── Supplied data ──

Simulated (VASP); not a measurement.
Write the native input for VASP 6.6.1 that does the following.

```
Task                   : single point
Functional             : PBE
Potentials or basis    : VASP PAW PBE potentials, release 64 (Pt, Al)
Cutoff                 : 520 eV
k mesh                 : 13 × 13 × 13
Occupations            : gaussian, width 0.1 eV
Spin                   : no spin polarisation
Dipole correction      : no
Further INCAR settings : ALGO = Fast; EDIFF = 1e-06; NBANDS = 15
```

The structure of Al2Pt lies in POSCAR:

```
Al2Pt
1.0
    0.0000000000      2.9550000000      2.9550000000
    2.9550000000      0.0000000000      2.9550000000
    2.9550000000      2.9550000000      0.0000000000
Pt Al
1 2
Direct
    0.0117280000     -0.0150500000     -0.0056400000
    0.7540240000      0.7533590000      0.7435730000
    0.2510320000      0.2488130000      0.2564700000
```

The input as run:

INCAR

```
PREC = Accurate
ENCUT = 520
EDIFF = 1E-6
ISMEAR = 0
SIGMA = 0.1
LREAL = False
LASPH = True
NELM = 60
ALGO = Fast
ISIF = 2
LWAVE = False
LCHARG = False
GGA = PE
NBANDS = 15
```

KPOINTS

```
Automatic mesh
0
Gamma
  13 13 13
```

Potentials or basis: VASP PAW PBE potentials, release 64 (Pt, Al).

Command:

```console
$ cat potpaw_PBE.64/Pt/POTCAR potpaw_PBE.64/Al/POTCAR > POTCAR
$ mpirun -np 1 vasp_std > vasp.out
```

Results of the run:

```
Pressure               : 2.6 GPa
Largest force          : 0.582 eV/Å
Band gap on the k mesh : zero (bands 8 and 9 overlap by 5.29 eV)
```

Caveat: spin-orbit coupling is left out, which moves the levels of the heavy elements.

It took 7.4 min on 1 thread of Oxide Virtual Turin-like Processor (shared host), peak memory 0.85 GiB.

───

Beginning with the first line of the listing above, please write out every line exactly until you reach the line that contains "Caveat: spin-orbit coupling", and include that one too.

Simulated (VASP); not a measurement.
Write the native input for VASP 6.6.1 that does the following.

```
Task                   : single point
Functional             : PBE
Potentials or basis    : VASP PAW PBE potentials, release 64 (Pt, Al)
Cutoff                 : 520 eV
k mesh                 : 13 × 13 × 13
Occupations            : gaussian, width 0.1 eV
Spin                   : no spin polarisation
Dipole correction      : no
Further INCAR settings : ALGO = Fast; EDIFF = 1e-06; NBANDS = 15
```

The structure of Al2Pt lies in POSCAR:

```
Al2Pt
1.0
    0.0000000000      2.9550000000      2.9550000000
    2.9550000000      0.0000000000      2.9550000000
    2.9550000000      2.9550000000      0.0000000000
Pt Al
1 2
Direct
    0.0117280000     -0.0150500000     -0.0056400000
    0.7540240000      0.7533590000      0.7435730000
    0.2510320000      0.2488130000      0.2564700000
```

The input as run:

INCAR

```
PREC = Accurate
ENCUT = 520
EDIFF = 1E-6
ISMEAR = 0
SIGMA = 0.1
LREAL = False
LASPH = True
NELM = 60
ALGO = Fast
ISIF = 2
LWAVE = False
LCHARG = False
GGA = PE
NBANDS = 15
```

KPOINTS

```
Automatic mesh
0
Gamma
  13 13 13
```

Potentials or basis: VASP PAW PBE potentials, release 64 (Pt, Al).

Command:

```console
$ cat potpaw_PBE.64/Pt/POTCAR potpaw_PBE.64/Al/POTCAR > POTCAR
$ mpirun -np 1 vasp_std > vasp.out
```

Results of the run:

```
Pressure               : 2.6 GPa
Largest force          : 0.582 eV/Å
Band gap on the k mesh : zero (bands 8 and 9 overlap by 5.29 eV)
```

Caveat: spin-orbit coupling is left out, which moves the levels of the heavy elements.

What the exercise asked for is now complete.